_____
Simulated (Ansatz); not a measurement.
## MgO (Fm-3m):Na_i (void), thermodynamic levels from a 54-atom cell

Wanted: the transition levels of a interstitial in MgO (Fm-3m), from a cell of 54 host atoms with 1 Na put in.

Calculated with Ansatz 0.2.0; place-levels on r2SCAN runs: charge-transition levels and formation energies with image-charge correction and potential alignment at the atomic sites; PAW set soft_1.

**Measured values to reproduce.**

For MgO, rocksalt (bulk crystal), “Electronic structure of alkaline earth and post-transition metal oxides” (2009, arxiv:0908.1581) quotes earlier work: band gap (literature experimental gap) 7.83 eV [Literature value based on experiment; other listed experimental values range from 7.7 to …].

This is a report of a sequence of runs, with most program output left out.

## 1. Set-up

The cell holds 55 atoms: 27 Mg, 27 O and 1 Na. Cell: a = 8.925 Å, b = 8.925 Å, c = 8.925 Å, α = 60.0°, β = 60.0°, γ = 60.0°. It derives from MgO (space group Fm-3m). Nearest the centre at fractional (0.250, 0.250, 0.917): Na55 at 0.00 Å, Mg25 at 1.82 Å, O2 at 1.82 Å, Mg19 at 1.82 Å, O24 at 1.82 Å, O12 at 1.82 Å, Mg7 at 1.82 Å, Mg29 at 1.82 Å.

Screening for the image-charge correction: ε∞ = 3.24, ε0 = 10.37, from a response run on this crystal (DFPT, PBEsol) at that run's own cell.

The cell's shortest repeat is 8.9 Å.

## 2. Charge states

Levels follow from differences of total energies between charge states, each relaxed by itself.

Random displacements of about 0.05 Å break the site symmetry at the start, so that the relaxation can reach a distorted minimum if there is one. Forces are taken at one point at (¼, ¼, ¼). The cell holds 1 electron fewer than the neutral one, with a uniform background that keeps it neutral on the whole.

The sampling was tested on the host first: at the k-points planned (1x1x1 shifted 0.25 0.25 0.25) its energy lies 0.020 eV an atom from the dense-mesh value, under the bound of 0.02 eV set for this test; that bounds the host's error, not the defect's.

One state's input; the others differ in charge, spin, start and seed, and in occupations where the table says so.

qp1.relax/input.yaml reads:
_____

- WORK REQUEST -
Begin at the line above that has "Calculated with Ansatz" and stop after the line that has "Levels follow from", copying each line exactly and adding nothing else.

- REPLY -
Calculated with Ansatz 0.2.0; place-levels on r2SCAN runs: charge-transition levels and formation energies with image-charge correction and potential alignment at the atomic sites; PAW set soft_1.

**Measured values to reproduce.**

For MgO, rocksalt (bulk crystal), “Electronic structure of alkaline earth and post-transition metal oxides” (2009, arxiv:0908.1581) quotes earlier work: band gap (literature experimental gap) 7.83 eV [Literature value based on experiment; other listed experimental values range from 7.7 to …].

This is a report of a sequence of runs, with most program output left out.

## 1. Set-up

The cell holds 55 atoms: 27 Mg, 27 O and 1 Na. Cell: a = 8.925 Å, b = 8.925 Å, c = 8.925 Å, α = 60.0°, β = 60.0°, γ = 60.0°. It derives from MgO (space group Fm-3m). Nearest the centre at fractional (0.250, 0.250, 0.917): Na55 at 0.00 Å, Mg25 at 1.82 Å, O2 at 1.82 Å, Mg19 at 1.82 Å, O24 at 1.82 Å, O12 at 1.82 Å, Mg7 at 1.82 Å, Mg29 at 1.82 Å.

Screening for the image-charge correction: ε∞ = 3.24, ε0 = 10.37, from a response run on this crystal (DFPT, PBEsol) at that run's own cell.

The cell's shortest repeat is 8.9 Å.

## 2. Charge states

Levels follow from differences of total energies between charge states, each relaxed by itself.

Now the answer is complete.